** Activity **
Write out each line of the entries exactly, starting at the first and finishing with the line that contains "Run time: 87".

─── Excerpted data
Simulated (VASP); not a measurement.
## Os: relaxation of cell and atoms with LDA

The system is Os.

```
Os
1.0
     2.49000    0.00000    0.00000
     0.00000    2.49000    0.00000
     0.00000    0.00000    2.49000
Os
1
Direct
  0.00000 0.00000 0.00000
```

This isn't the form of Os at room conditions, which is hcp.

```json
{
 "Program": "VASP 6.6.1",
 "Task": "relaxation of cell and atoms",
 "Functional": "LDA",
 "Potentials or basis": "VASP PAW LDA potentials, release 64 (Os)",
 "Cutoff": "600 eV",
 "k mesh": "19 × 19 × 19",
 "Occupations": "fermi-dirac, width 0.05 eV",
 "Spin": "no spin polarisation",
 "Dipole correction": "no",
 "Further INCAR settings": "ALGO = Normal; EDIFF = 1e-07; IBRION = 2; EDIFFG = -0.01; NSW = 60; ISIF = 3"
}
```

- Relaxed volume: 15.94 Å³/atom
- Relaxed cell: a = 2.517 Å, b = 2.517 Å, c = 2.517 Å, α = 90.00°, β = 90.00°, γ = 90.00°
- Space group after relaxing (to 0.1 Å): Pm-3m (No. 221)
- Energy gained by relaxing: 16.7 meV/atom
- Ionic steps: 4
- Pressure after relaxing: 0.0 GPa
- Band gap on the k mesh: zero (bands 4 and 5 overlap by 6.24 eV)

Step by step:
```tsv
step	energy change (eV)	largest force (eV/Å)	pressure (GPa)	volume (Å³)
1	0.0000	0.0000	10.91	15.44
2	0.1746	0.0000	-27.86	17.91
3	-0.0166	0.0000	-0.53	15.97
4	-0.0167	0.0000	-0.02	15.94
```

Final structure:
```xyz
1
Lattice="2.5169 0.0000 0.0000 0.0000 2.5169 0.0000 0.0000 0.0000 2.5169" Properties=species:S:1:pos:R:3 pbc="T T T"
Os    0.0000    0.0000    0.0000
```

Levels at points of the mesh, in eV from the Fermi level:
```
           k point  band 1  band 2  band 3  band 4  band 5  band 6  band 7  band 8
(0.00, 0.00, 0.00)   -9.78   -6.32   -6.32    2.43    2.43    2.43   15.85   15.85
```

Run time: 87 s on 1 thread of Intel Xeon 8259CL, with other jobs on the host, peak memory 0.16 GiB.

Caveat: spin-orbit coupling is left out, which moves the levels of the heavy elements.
──────

** Exercise result **
Simulated (VASP); not a measurement.
## Os: relaxation of cell and atoms with LDA

The system is Os.

```
Os
1.0
     2.49000    0.00000    0.00000
     0.00000    2.49000    0.00000
     0.00000    0.00000    2.49000
Os
1
Direct
  0.00000 0.00000 0.00000
```

This isn't the form of Os at room conditions, which is hcp.

```json
{
 "Program": "VASP 6.6.1",
 "Task": "relaxation of cell and atoms",
 "Functional": "LDA",
 "Potentials or basis": "VASP PAW LDA potentials, release 64 (Os)",
 "Cutoff": "600 eV",
 "k mesh": "19 × 19 × 19",
 "Occupations": "fermi-dirac, width 0.05 eV",
 "Spin": "no spin polarisation",
 "Dipole correction": "no",
 "Further INCAR settings": "ALGO = Normal; EDIFF = 1e-07; IBRION = 2; EDIFFG = -0.01; NSW = 60; ISIF = 3"
}
```

- Relaxed volume: 15.94 Å³/atom
- Relaxed cell: a = 2.517 Å, b = 2.517 Å, c = 2.517 Å, α = 90.00°, β = 90.00°, γ = 90.00°
- Space group after relaxing (to 0.1 Å): Pm-3m (No. 221)
- Energy gained by relaxing: 16.7 meV/atom
- Ionic steps: 4
- Pressure after relaxing: 0.0 GPa
- Band gap on the k mesh: zero (bands 4 and 5 overlap by 6.24 eV)

Step by step:
```tsv
step	energy change (eV)	largest force (eV/Å)	pressure (GPa)	volume (Å³)
1	0.0000	0.0000	10.91	15.44
2	0.1746	0.0000	-27.86	17.91
3	-0.0166	0.0000	-0.53	15.97
4	-0.0167	0.0000	-0.02	15.94
```

Final structure:
```xyz
1
Lattice="2.5169 0.0000 0.0000 0.0000 2.5169 0.0000 0.0000 0.0000 2.5169" Properties=species:S:1:pos:R:3 pbc="T T T"
Os    0.0000    0.0000    0.0000
```

Levels at points of the mesh, in eV from the Fermi level:
```
           k point  band 1  band 2  band 3  band 4  band 5  band 6  band 7  band 8
(0.00, 0.00, 0.00)   -9.78   -6.32   -6.32    2.43    2.43    2.43   15.85   15.85
```

Run time: 87 s on 1 thread of Intel Xeon 8259CL, with other jobs on the host, peak memory 0.16 GiB.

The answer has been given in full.